### STORED DATA
━━━━━━━━━━━━━━━━━━━━━━━━━━━━━━

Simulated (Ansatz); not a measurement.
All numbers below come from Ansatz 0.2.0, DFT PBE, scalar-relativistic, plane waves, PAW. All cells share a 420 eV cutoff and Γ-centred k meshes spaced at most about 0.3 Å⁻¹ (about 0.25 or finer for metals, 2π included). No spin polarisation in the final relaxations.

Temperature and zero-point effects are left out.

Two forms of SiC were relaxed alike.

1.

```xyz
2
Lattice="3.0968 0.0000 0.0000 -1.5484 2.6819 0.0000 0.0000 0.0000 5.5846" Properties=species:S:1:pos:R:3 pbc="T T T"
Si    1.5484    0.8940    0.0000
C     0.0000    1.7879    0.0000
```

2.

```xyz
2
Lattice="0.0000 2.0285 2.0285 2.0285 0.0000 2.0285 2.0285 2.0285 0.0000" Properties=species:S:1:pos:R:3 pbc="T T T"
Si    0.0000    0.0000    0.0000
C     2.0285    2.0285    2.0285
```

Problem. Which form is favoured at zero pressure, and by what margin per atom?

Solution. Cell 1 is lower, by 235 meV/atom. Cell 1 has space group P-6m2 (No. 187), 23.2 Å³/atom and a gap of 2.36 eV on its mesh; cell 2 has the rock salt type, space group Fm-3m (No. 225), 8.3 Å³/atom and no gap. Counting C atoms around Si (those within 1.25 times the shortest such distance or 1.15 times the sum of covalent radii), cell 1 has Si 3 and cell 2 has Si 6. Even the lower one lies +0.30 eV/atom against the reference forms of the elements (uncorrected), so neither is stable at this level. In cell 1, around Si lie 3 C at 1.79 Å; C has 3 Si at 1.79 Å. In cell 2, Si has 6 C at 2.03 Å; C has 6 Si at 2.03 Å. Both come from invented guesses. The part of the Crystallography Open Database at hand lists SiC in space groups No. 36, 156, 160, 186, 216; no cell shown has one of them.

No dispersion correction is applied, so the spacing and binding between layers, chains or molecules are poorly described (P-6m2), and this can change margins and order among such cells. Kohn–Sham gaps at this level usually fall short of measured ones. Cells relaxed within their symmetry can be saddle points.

━━━━━━━━━━━━━━━━━━━━━━━━━━━━━━

### ASSIGNMENT
Retype only the stretch of lines above starting at the one with "All numbers below" and stopping at the one with "Problem. Which form", exactly as written, with both kept.

### ANSWER BOX
All numbers below come from Ansatz 0.2.0, DFT PBE, scalar-relativistic, plane waves, PAW. All cells share a 420 eV cutoff and Γ-centred k meshes spaced at most about 0.3 Å⁻¹ (about 0.25 or finer for metals, 2π included). No spin polarisation in the final relaxations.

Temperature and zero-point effects are left out.

Two forms of SiC were relaxed alike.

1.

```xyz
2
Lattice="3.0968 0.0000 0.0000 -1.5484 2.6819 0.0000 0.0000 0.0000 5.5846" Properties=species:S:1:pos:R:3 pbc="T T T"
Si    1.5484    0.8940    0.0000
C     0.0000    1.7879    0.0000
```

2.

```xyz
2
Lattice="0.0000 2.0285 2.0285 2.0285 0.0000 2.0285 2.0285 2.0285 0.0000" Properties=species:S:1:pos:R:3 pbc="T T T"
Si    0.0000    0.0000    0.0000
C     2.0285    2.0285    2.0285
```

Problem. Which form is favoured at zero pressure, and by what margin per atom?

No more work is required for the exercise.